ASSIGNMENT -
Give back exactly the lines of the entries below from the line with "13.92 | 22.39 |" to the line with "13.99 | 28.78 |", inclusive, and only those.

STORED DATA -
------

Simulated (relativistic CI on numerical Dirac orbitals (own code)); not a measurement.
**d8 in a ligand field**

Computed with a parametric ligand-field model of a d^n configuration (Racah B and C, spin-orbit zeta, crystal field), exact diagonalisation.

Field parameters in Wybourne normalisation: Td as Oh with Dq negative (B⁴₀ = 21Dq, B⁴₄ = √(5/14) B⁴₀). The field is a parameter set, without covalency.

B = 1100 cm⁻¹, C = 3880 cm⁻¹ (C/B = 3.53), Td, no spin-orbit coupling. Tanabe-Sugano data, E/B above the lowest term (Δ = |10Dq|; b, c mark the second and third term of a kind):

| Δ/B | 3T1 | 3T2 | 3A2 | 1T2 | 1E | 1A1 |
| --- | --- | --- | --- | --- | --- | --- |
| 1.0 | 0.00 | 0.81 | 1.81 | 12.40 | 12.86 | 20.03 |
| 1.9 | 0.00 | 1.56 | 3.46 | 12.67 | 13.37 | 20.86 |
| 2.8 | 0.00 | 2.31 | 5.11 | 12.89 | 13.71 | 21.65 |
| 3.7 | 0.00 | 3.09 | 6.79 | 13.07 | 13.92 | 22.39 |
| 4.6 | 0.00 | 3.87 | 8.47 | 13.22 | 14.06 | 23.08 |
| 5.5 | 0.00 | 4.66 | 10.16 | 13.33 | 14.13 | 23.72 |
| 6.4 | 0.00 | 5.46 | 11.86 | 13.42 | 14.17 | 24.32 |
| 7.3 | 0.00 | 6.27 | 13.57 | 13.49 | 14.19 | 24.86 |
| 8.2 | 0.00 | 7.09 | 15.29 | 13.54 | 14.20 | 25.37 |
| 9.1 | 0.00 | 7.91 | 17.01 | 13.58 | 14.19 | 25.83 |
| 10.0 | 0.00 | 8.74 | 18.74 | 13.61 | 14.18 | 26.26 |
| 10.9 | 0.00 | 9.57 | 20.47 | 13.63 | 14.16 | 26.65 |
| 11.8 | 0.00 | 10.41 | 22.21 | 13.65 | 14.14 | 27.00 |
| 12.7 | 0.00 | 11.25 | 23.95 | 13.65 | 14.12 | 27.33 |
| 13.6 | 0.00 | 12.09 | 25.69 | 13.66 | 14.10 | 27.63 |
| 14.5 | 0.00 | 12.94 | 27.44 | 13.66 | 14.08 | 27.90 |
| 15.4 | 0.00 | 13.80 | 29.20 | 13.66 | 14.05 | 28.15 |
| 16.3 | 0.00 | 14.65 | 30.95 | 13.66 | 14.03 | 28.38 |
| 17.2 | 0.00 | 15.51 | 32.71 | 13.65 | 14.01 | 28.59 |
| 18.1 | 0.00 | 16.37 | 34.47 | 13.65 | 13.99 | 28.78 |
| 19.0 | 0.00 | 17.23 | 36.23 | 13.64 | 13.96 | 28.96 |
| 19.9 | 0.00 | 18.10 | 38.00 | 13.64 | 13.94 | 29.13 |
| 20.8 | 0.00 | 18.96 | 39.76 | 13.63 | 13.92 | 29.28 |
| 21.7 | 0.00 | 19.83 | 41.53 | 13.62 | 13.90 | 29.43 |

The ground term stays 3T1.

------

WORKED SOLUTION -
| 3.7 | 0.00 | 3.09 | 6.79 | 13.07 | 13.92 | 22.39 |
| 4.6 | 0.00 | 3.87 | 8.47 | 13.22 | 14.06 | 23.08 |
| 5.5 | 0.00 | 4.66 | 10.16 | 13.33 | 14.13 | 23.72 |
| 6.4 | 0.00 | 5.46 | 11.86 | 13.42 | 14.17 | 24.32 |
| 7.3 | 0.00 | 6.27 | 13.57 | 13.49 | 14.19 | 24.86 |
| 8.2 | 0.00 | 7.09 | 15.29 | 13.54 | 14.20 | 25.37 |
| 9.1 | 0.00 | 7.91 | 17.01 | 13.58 | 14.19 | 25.83 |
| 10.0 | 0.00 | 8.74 | 18.74 | 13.61 | 14.18 | 26.26 |
| 10.9 | 0.00 | 9.57 | 20.47 | 13.63 | 14.16 | 26.65 |
| 11.8 | 0.00 | 10.41 | 22.21 | 13.65 | 14.14 | 27.00 |
| 12.7 | 0.00 | 11.25 | 23.95 | 13.65 | 14.12 | 27.33 |
| 13.6 | 0.00 | 12.09 | 25.69 | 13.66 | 14.10 | 27.63 |
| 14.5 | 0.00 | 12.94 | 27.44 | 13.66 | 14.08 | 27.90 |
| 15.4 | 0.00 | 13.80 | 29.20 | 13.66 | 14.05 | 28.15 |
| 16.3 | 0.00 | 14.65 | 30.95 | 13.66 | 14.03 | 28.38 |
| 17.2 | 0.00 | 15.51 | 32.71 | 13.65 | 14.01 | 28.59 |
| 18.1 | 0.00 | 16.37 | 34.47 | 13.65 | 13.99 | 28.78 |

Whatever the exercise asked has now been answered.